**Work request**
With the line containing "Change from the" as the start and the line containing "-3.3 | -0.08 |" as the end, transcribe that span of the entries below exactly, including both.

**Material supplied**

╔══

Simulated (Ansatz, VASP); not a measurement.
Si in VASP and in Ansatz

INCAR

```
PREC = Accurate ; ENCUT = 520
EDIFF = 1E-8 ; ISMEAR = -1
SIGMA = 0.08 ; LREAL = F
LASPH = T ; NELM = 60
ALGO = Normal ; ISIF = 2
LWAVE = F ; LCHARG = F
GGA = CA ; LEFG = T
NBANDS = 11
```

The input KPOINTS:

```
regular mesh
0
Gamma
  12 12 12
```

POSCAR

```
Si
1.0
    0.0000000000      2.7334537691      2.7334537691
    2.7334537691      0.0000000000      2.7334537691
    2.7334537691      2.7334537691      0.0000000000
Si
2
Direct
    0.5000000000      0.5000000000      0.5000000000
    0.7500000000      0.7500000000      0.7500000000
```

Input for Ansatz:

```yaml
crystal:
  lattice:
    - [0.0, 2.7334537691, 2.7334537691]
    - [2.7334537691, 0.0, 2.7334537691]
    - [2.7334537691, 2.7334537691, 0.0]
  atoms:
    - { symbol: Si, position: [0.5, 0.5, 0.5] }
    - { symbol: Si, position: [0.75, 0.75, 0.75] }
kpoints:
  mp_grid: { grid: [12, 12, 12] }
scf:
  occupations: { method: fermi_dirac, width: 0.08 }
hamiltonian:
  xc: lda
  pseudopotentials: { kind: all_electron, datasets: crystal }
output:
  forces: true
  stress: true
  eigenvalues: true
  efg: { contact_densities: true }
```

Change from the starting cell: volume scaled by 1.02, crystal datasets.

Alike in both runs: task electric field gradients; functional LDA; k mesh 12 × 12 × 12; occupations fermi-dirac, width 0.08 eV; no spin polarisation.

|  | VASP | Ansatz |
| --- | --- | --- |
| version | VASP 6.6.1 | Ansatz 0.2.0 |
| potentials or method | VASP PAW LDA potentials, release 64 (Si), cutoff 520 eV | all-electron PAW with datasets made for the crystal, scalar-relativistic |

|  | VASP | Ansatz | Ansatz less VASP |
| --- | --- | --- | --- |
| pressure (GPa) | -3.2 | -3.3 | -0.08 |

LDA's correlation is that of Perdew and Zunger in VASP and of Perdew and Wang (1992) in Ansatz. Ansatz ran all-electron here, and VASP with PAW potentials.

╚══

**Task result**
Change from the starting cell: volume scaled by 1.02, crystal datasets.

Alike in both runs: task electric field gradients; functional LDA; k mesh 12 × 12 × 12; occupations fermi-dirac, width 0.08 eV; no spin polarisation.

|  | VASP | Ansatz |
| --- | --- | --- |
| version | VASP 6.6.1 | Ansatz 0.2.0 |
| potentials or method | VASP PAW LDA potentials, release 64 (Si), cutoff 520 eV | all-electron PAW with datasets made for the crystal, scalar-relativistic |

|  | VASP | Ansatz | Ansatz less VASP |
| --- | --- | --- | --- |
| pressure (GPa) | -3.2 | -3.3 | -0.08 |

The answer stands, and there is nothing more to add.